◆ ENTRIES PROVIDED:
--------------------

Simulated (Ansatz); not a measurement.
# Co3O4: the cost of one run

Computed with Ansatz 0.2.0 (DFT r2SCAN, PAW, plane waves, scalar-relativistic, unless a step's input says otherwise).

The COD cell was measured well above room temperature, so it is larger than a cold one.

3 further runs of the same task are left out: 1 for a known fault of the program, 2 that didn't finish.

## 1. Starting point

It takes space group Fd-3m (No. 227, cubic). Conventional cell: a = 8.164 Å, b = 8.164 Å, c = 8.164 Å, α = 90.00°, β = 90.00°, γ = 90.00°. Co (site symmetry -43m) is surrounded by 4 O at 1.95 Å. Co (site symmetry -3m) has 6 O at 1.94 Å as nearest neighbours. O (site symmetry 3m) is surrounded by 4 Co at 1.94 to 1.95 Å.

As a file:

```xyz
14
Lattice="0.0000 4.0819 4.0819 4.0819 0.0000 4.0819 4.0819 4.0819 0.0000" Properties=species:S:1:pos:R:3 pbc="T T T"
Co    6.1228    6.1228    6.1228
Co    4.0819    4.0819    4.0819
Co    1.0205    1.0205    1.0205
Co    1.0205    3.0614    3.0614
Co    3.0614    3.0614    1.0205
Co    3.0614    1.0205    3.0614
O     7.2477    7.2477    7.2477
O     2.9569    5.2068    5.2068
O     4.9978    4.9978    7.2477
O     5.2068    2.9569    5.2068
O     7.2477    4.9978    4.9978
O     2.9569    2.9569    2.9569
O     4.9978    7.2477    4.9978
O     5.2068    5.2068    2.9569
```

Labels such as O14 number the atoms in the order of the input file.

--------------------

Up to and including the line with "The COD cell", transcribe the entries above exactly, starting from their first line.

◆ WRITTEN SOLUTION:
Simulated (Ansatz); not a measurement.
# Co3O4: the cost of one run

Computed with Ansatz 0.2.0 (DFT r2SCAN, PAW, plane waves, scalar-relativistic, unless a step's input says otherwise).

The COD cell was measured well above room temperature, so it is larger than a cold one.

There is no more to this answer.